**WORK TASK**
Copy out the listing exactly.

**STORED DATA**
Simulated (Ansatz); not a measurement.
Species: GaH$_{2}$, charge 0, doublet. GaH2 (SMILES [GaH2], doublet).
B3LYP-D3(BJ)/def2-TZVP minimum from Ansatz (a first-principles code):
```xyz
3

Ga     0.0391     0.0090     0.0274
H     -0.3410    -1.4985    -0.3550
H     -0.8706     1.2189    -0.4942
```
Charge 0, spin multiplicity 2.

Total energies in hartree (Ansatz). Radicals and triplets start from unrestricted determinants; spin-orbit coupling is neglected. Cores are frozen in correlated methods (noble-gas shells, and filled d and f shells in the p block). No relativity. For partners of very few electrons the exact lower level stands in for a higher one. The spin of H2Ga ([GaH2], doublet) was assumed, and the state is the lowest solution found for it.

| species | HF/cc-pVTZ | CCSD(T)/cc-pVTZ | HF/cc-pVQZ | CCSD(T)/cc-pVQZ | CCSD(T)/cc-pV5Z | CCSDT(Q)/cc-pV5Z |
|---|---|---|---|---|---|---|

**ANSWER AREA**
Simulated (Ansatz); not a measurement.
Species: GaH$_{2}$, charge 0, doublet. GaH2 (SMILES [GaH2], doublet).
B3LYP-D3(BJ)/def2-TZVP minimum from Ansatz (a first-principles code):
```xyz
3

Ga     0.0391     0.0090     0.0274
H     -0.3410    -1.4985    -0.3550
H     -0.8706     1.2189    -0.4942
```
Charge 0, spin multiplicity 2.

Total energies in hartree (Ansatz). Radicals and triplets start from unrestricted determinants; spin-orbit coupling is neglected. Cores are frozen in correlated methods (noble-gas shells, and filled d and f shells in the p block). No relativity. For partners of very few electrons the exact lower level stands in for a higher one. The spin of H2Ga ([GaH2], doublet) was assumed, and the state is the lowest solution found for it.

| species | HF/cc-pVTZ | CCSD(T)/cc-pVTZ | HF/cc-pVQZ | CCSD(T)/cc-pVQZ | CCSD(T)/cc-pV5Z | CCSDT(Q)/cc-pV5Z |
|---|---|---|---|---|---|---|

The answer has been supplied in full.